The response must consist of the records below, copied exactly.

>>>>

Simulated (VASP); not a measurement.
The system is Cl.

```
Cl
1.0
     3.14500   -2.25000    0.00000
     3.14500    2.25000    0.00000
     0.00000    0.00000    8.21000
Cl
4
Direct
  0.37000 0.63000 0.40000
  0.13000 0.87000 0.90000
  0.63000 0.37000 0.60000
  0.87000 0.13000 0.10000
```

<<<<

**Written response:**
Simulated (VASP); not a measurement.
The system is Cl.

```
Cl
1.0
     3.14500   -2.25000    0.00000
     3.14500    2.25000    0.00000
     0.00000    0.00000    8.21000
Cl
4
Direct
  0.37000 0.63000 0.40000
  0.13000 0.87000 0.90000
  0.63000 0.37000 0.60000
  0.87000 0.13000 0.10000
```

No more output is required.